### Work request
Below are records; quote them exactly from the first line through the line that contains "Ansatz 0.2.0; DFT".

::::::::

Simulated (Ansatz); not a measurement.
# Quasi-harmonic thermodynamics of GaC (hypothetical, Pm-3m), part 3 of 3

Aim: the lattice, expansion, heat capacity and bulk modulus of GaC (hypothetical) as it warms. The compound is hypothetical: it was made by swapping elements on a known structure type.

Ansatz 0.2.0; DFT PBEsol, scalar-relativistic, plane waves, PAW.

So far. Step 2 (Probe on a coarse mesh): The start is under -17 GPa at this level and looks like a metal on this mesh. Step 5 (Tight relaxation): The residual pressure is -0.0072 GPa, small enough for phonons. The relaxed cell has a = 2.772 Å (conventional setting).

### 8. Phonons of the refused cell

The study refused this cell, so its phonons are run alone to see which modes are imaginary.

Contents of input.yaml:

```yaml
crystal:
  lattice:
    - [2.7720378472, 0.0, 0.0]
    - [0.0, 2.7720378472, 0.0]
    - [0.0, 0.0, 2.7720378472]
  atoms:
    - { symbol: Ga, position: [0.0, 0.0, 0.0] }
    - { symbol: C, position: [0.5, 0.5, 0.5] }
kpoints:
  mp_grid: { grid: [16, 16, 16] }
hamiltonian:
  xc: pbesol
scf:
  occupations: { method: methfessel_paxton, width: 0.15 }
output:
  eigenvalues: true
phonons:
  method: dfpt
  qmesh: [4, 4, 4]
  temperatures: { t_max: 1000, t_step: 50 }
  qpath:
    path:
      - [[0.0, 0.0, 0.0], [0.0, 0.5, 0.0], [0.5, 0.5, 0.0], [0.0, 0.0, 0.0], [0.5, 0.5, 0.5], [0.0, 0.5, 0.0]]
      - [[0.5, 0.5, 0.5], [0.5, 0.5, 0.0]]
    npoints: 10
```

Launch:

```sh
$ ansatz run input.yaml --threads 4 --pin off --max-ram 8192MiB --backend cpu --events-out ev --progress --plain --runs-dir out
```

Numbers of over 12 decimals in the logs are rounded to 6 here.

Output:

::::::::

### Answer box
Simulated (Ansatz); not a measurement.
# Quasi-harmonic thermodynamics of GaC (hypothetical, Pm-3m), part 3 of 3

Aim: the lattice, expansion, heat capacity and bulk modulus of GaC (hypothetical) as it warms. The compound is hypothetical: it was made by swapping elements on a known structure type.

Ansatz 0.2.0; DFT PBEsol, scalar-relativistic, plane waves, PAW.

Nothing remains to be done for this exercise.